▶ Activity
Repeat exactly the lines of the listing below, please, starting with the first and ending with the line containing "H6 | -0.060 | -0.123 |"; leave out the rest.

▶ Exercise data
★ ★ ★ ★ ★ ★ ★

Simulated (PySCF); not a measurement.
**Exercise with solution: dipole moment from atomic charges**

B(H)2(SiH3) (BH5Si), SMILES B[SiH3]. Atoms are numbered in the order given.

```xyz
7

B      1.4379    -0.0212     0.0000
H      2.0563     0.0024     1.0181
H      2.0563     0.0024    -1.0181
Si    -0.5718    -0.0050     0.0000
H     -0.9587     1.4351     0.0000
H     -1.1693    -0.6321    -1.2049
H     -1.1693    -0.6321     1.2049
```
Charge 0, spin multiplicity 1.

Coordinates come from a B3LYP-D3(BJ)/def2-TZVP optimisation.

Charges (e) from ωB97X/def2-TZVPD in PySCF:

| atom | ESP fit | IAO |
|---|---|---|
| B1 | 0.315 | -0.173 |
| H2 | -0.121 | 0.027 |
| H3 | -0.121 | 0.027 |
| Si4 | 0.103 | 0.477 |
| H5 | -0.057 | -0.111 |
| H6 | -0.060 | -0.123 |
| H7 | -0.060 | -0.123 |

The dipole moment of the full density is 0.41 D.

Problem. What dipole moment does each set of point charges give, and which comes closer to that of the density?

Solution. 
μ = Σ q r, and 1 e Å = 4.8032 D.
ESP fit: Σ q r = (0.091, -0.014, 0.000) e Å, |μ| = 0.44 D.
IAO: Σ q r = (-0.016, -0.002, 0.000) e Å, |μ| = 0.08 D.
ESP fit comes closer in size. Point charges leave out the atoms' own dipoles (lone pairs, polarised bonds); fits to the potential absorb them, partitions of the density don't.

★ ★ ★ ★ ★ ★ ★

▶ Reply
Simulated (PySCF); not a measurement.
**Exercise with solution: dipole moment from atomic charges**

B(H)2(SiH3) (BH5Si), SMILES B[SiH3]. Atoms are numbered in the order given.

```xyz
7

B      1.4379    -0.0212     0.0000
H      2.0563     0.0024     1.0181
H      2.0563     0.0024    -1.0181
Si    -0.5718    -0.0050     0.0000
H     -0.9587     1.4351     0.0000
H     -1.1693    -0.6321    -1.2049
H     -1.1693    -0.6321     1.2049
```
Charge 0, spin multiplicity 1.

Coordinates come from a B3LYP-D3(BJ)/def2-TZVP optimisation.

Charges (e) from ωB97X/def2-TZVPD in PySCF:

| atom | ESP fit | IAO |
|---|---|---|
| B1 | 0.315 | -0.173 |
| H2 | -0.121 | 0.027 |
| H3 | -0.121 | 0.027 |
| Si4 | 0.103 | 0.477 |
| H5 | -0.057 | -0.111 |
| H6 | -0.060 | -0.123 |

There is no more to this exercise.